_Data provided:_
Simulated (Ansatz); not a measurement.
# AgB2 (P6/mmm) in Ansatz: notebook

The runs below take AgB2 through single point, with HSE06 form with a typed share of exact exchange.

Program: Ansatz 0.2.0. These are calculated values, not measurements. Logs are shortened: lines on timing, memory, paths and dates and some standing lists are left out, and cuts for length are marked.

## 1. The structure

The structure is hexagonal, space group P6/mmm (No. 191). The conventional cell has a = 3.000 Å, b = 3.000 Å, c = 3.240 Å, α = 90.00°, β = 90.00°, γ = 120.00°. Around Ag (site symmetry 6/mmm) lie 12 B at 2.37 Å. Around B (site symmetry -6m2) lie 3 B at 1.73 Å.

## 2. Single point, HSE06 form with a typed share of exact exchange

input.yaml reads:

_Task item:_ Please return only the lines above, starting at the line that has "## 1. The structure" and ending at the line that has "## 2. Single", keeping both and leaving each one unchanged.

_Exercise result:_
## 1. The structure

The structure is hexagonal, space group P6/mmm (No. 191). The conventional cell has a = 3.000 Å, b = 3.000 Å, c = 3.240 Å, α = 90.00°, β = 90.00°, γ = 120.00°. Around Ag (site symmetry 6/mmm) lie 12 B at 2.37 Å. Around B (site symmetry -6m2) lie 3 B at 1.73 Å.

## 2. Single point, HSE06 form with a typed share of exact exchange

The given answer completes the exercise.